==================================================

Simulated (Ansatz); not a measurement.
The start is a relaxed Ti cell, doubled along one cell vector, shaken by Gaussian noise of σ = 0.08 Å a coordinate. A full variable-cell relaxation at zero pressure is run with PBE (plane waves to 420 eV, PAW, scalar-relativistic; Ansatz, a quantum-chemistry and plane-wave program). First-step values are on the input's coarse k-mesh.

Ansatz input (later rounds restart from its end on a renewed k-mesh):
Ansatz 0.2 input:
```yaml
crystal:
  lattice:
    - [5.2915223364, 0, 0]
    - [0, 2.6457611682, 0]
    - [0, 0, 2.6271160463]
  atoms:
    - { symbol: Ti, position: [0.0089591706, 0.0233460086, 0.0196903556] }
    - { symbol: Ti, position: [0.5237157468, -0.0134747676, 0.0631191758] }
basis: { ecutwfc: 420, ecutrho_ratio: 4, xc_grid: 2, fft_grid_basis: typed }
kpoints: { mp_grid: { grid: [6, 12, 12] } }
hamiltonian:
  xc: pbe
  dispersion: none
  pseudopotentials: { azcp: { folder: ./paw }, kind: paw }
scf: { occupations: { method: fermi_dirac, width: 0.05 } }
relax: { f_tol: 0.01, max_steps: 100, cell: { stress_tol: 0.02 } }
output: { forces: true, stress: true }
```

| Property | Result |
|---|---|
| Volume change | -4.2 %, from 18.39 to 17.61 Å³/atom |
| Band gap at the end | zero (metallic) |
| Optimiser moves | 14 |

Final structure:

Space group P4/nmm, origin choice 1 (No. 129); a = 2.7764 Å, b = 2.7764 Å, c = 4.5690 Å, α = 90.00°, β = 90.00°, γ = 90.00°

==================================================

| Action item |
Restate each record above word for word.

| Response area |
Simulated (Ansatz); not a measurement.
The start is a relaxed Ti cell, doubled along one cell vector, shaken by Gaussian noise of σ = 0.08 Å a coordinate. A full variable-cell relaxation at zero pressure is run with PBE (plane waves to 420 eV, PAW, scalar-relativistic; Ansatz, a quantum-chemistry and plane-wave program). First-step values are on the input's coarse k-mesh.

Ansatz input (later rounds restart from its end on a renewed k-mesh):
Ansatz 0.2 input:
```yaml
crystal:
  lattice:
    - [5.2915223364, 0, 0]
    - [0, 2.6457611682, 0]
    - [0, 0, 2.6271160463]
  atoms:
    - { symbol: Ti, position: [0.0089591706, 0.0233460086, 0.0196903556] }
    - { symbol: Ti, position: [0.5237157468, -0.0134747676, 0.0631191758] }
basis: { ecutwfc: 420, ecutrho_ratio: 4, xc_grid: 2, fft_grid_basis: typed }
kpoints: { mp_grid: { grid: [6, 12, 12] } }
hamiltonian:
  xc: pbe
  dispersion: none
  pseudopotentials: { azcp: { folder: ./paw }, kind: paw }
scf: { occupations: { method: fermi_dirac, width: 0.05 } }
relax: { f_tol: 0.01, max_steps: 100, cell: { stress_tol: 0.02 } }
output: { forces: true, stress: true }
```

| Property | Result |
|---|---|
| Volume change | -4.2 %, from 18.39 to 17.61 Å³/atom |
| Band gap at the end | zero (metallic) |
| Optimiser moves | 14 |

Final structure:

Space group P4/nmm, origin choice 1 (No. 129); a = 2.7764 Å, b = 2.7764 Å, c = 4.5690 Å, α = 90.00°, β = 90.00°, γ = 90.00°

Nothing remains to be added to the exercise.